WORK REQUEST
Exactly the lines from the first line of the listing through the line containing "Runs of VASP" should appear in the output, unchanged.

(INFORMATION GIVEN Opens)

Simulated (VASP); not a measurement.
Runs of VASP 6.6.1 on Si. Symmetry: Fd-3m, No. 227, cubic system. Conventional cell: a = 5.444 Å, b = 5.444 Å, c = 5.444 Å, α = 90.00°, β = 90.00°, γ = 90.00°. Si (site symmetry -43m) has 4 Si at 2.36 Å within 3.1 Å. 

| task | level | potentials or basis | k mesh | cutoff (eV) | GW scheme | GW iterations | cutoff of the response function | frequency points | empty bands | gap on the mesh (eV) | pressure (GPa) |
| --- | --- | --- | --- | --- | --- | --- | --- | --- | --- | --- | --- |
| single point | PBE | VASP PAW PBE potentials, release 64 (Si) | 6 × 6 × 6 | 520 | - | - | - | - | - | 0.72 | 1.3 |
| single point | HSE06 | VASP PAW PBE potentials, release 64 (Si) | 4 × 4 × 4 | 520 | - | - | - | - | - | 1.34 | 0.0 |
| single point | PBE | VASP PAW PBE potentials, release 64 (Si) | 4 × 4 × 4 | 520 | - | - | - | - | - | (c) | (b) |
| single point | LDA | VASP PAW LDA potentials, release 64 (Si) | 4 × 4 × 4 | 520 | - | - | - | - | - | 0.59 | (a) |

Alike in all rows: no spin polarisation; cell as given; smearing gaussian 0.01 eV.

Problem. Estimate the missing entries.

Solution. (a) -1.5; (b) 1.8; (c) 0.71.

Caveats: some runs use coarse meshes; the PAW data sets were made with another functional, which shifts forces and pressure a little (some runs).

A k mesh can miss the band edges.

(INFORMATION GIVEN Closes)

TASK RESPONSE
Simulated (VASP); not a measurement.
Runs of VASP 6.6.1 on Si. Symmetry: Fd-3m, No. 227, cubic system. Conventional cell: a = 5.444 Å, b = 5.444 Å, c = 5.444 Å, α = 90.00°, β = 90.00°, γ = 90.00°. Si (site symmetry -43m) has 4 Si at 2.36 Å within 3.1 Å. 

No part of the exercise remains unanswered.